REQUIREMENT
Give back an exact copy of the lines below, from the first through the line with "Change from the"; please stop there.

*-*-*
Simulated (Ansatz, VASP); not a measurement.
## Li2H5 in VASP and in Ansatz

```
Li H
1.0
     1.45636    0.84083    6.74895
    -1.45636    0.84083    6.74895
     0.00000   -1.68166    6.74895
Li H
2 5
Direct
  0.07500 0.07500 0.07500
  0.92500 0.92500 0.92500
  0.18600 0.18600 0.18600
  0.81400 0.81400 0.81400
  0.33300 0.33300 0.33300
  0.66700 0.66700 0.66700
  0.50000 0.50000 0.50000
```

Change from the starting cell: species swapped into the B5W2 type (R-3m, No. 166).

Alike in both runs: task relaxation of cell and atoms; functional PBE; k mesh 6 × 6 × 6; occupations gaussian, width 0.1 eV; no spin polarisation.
*-*-*

EXPECTED ANSWER
Simulated (Ansatz, VASP); not a measurement.
## Li2H5 in VASP and in Ansatz

```
Li H
1.0
     1.45636    0.84083    6.74895
    -1.45636    0.84083    6.74895
     0.00000   -1.68166    6.74895
Li H
2 5
Direct
  0.07500 0.07500 0.07500
  0.92500 0.92500 0.92500
  0.18600 0.18600 0.18600
  0.81400 0.81400 0.81400
  0.33300 0.33300 0.33300
  0.66700 0.66700 0.66700
  0.50000 0.50000 0.50000
```

Change from the starting cell: species swapped into the B5W2 type (R-3m, No. 166).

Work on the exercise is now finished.